Return the entries below precisely, omitting nothing.

══════

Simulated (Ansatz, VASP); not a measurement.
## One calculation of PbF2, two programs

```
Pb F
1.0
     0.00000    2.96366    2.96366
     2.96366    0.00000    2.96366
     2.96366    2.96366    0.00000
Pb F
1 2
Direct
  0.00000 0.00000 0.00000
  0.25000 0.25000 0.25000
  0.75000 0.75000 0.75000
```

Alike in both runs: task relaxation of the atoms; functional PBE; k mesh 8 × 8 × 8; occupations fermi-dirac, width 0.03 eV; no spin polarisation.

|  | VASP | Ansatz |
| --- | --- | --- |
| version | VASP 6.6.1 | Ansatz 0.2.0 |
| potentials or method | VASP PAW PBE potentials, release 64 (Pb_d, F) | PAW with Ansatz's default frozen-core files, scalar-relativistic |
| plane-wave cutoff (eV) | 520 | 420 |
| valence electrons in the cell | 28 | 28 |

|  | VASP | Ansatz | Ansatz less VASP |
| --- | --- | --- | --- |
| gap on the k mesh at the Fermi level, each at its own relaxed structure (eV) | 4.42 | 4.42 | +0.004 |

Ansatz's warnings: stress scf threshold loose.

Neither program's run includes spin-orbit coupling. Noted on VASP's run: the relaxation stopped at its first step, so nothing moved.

══════

▶ Problem solution
Simulated (Ansatz, VASP); not a measurement.
## One calculation of PbF2, two programs

```
Pb F
1.0
     0.00000    2.96366    2.96366
     2.96366    0.00000    2.96366
     2.96366    2.96366    0.00000
Pb F
1 2
Direct
  0.00000 0.00000 0.00000
  0.25000 0.25000 0.25000
  0.75000 0.75000 0.75000
```

Alike in both runs: task relaxation of the atoms; functional PBE; k mesh 8 × 8 × 8; occupations fermi-dirac, width 0.03 eV; no spin polarisation.

|  | VASP | Ansatz |
| --- | --- | --- |
| version | VASP 6.6.1 | Ansatz 0.2.0 |
| potentials or method | VASP PAW PBE potentials, release 64 (Pb_d, F) | PAW with Ansatz's default frozen-core files, scalar-relativistic |
| plane-wave cutoff (eV) | 520 | 420 |
| valence electrons in the cell | 28 | 28 |

|  | VASP | Ansatz | Ansatz less VASP |
| --- | --- | --- | --- |
| gap on the k mesh at the Fermi level, each at its own relaxed structure (eV) | 4.42 | 4.42 | +0.004 |

Ansatz's warnings: stress scf threshold loose.

Neither program's run includes spin-orbit coupling. Noted on VASP's run: the relaxation stopped at its first step, so nothing moved.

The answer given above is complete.